§ **Requirement**
Print this span of the material below exactly: the line with "Panel (a) is", the line with "How does the", and every line between them, but nothing else.

§ **Input data**
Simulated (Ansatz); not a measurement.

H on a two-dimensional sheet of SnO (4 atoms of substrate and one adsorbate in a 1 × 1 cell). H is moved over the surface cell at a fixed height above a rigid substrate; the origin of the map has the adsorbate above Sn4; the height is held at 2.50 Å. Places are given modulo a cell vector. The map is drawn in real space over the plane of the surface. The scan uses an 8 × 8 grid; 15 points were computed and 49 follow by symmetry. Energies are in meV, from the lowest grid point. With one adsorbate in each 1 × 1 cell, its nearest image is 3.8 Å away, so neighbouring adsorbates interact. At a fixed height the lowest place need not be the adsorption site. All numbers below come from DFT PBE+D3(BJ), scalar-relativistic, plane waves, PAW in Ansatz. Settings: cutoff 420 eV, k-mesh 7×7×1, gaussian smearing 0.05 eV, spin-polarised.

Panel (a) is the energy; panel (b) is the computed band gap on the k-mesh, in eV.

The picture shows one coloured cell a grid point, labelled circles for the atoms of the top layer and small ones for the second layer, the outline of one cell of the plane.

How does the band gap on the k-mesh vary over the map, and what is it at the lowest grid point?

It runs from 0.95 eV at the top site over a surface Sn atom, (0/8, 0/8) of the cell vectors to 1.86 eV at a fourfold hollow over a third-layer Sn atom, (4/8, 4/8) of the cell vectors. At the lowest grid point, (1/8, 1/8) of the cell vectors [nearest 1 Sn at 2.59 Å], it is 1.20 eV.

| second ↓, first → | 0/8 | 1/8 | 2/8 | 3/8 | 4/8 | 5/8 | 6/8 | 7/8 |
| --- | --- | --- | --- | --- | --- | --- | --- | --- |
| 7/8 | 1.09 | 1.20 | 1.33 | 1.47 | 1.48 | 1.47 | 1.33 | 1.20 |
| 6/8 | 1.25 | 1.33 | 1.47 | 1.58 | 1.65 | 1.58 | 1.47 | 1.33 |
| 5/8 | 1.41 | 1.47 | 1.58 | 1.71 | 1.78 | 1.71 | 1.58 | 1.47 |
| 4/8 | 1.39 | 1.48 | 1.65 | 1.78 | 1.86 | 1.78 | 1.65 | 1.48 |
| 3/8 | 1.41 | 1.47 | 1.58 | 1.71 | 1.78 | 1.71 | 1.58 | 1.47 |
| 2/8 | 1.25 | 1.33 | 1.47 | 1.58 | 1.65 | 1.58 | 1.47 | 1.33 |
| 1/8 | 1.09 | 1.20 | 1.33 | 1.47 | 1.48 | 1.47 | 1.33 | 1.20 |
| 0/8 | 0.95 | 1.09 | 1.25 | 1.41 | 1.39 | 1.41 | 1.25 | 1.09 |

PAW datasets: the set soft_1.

§ **Response box**
Panel (a) is the energy; panel (b) is the computed band gap on the k-mesh, in eV.

The picture shows one coloured cell a grid point, labelled circles for the atoms of the top layer and small ones for the second layer, the outline of one cell of the plane.

How does the band gap on the k-mesh vary over the map, and what is it at the lowest grid point?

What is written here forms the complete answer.